Assigned task »
Beneath this line are the data; copy exactly the part of them that opens with the line containing "1.15 | -0.009 |" and closes with the line containing "0.00 | 0.000 |", and only that part.

:: Data for review ::

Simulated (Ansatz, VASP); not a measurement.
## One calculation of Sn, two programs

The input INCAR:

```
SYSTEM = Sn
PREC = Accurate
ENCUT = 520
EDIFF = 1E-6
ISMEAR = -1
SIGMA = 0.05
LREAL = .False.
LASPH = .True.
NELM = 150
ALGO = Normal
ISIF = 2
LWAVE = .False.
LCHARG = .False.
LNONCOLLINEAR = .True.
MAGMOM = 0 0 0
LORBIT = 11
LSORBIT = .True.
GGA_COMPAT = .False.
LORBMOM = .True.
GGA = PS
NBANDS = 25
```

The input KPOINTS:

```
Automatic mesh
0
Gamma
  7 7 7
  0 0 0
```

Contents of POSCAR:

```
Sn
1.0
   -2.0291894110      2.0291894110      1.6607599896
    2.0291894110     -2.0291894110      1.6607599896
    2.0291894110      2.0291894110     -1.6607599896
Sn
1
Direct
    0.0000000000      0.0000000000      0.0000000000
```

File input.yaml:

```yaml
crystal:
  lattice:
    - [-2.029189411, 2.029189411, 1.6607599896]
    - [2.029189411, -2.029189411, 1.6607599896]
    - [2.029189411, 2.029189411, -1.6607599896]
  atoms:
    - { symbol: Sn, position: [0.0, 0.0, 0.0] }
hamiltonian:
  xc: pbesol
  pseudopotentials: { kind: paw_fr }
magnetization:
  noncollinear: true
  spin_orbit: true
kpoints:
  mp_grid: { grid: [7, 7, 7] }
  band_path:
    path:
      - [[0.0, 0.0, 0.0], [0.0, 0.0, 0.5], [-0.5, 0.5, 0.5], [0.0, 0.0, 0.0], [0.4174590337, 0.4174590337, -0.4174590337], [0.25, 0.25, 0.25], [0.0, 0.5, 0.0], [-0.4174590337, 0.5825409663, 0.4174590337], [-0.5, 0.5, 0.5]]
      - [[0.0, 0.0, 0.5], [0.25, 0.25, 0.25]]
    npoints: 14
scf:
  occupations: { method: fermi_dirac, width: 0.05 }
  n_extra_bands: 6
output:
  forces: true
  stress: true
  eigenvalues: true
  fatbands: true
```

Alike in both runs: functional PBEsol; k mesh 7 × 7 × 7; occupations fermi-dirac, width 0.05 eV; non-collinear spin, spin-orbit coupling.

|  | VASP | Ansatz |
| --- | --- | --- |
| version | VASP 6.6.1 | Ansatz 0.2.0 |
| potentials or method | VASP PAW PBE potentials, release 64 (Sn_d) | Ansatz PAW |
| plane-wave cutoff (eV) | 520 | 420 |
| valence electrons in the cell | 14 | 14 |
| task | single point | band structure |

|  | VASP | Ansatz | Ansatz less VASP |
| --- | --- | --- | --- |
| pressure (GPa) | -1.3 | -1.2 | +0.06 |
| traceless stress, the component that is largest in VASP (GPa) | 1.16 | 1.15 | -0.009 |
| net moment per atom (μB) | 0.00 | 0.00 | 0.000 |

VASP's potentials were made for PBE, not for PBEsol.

:::

Exercise solution »
| traceless stress, the component that is largest in VASP (GPa) | 1.16 | 1.15 | -0.009 |
| net moment per atom (μB) | 0.00 | 0.00 | 0.000 |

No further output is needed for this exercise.